_Brief_
Since only part of the material below is wanted, output exactly the lines from the one with "A relaxation computed" up to and including the one with "The volume is".

_Supplied material_
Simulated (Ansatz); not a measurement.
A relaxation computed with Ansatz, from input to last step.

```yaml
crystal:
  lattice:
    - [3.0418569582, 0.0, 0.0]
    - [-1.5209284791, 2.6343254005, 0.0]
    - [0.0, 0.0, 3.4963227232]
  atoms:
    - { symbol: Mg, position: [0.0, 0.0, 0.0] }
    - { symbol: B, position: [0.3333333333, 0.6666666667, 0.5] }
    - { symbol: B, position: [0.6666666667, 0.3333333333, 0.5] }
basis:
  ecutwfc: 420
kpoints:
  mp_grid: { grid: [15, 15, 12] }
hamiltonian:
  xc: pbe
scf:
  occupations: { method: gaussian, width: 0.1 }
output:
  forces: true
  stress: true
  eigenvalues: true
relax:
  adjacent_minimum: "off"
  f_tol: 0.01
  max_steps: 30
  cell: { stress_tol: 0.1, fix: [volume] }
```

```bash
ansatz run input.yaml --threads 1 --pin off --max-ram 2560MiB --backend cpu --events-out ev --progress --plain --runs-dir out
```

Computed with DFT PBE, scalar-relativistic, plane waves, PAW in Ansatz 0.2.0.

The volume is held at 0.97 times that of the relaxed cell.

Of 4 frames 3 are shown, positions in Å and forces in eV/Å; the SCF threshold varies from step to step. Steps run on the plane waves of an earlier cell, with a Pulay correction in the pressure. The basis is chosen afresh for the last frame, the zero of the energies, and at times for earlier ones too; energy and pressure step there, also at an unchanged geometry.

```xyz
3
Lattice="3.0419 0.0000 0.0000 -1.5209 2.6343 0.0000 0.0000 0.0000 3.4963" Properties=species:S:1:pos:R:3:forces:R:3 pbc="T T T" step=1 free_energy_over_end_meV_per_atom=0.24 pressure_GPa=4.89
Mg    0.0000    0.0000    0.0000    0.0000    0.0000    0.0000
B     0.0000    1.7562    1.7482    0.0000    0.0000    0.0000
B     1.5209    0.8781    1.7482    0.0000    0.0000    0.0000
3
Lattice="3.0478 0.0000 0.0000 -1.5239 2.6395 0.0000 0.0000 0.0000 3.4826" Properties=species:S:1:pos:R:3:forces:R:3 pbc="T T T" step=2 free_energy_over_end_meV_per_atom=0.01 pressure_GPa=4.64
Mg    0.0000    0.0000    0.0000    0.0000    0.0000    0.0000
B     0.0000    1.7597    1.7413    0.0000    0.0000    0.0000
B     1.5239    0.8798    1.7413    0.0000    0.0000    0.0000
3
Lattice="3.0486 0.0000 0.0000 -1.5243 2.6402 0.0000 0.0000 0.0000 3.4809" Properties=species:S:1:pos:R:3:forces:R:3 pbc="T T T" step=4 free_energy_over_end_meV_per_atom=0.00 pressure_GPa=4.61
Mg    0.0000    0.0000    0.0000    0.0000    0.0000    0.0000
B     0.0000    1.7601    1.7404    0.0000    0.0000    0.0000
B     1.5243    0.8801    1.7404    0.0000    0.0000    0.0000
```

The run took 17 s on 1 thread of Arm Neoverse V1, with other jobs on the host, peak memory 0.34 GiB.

_Response_
A relaxation computed with Ansatz, from input to last step.

```yaml
crystal:
  lattice:
    - [3.0418569582, 0.0, 0.0]
    - [-1.5209284791, 2.6343254005, 0.0]
    - [0.0, 0.0, 3.4963227232]
  atoms:
    - { symbol: Mg, position: [0.0, 0.0, 0.0] }
    - { symbol: B, position: [0.3333333333, 0.6666666667, 0.5] }
    - { symbol: B, position: [0.6666666667, 0.3333333333, 0.5] }
basis:
  ecutwfc: 420
kpoints:
  mp_grid: { grid: [15, 15, 12] }
hamiltonian:
  xc: pbe
scf:
  occupations: { method: gaussian, width: 0.1 }
output:
  forces: true
  stress: true
  eigenvalues: true
relax:
  adjacent_minimum: "off"
  f_tol: 0.01
  max_steps: 30
  cell: { stress_tol: 0.1, fix: [volume] }
```

```bash
ansatz run input.yaml --threads 1 --pin off --max-ram 2560MiB --backend cpu --events-out ev --progress --plain --runs-dir out
```

Computed with DFT PBE, scalar-relativistic, plane waves, PAW in Ansatz 0.2.0.

The volume is held at 0.97 times that of the relaxed cell.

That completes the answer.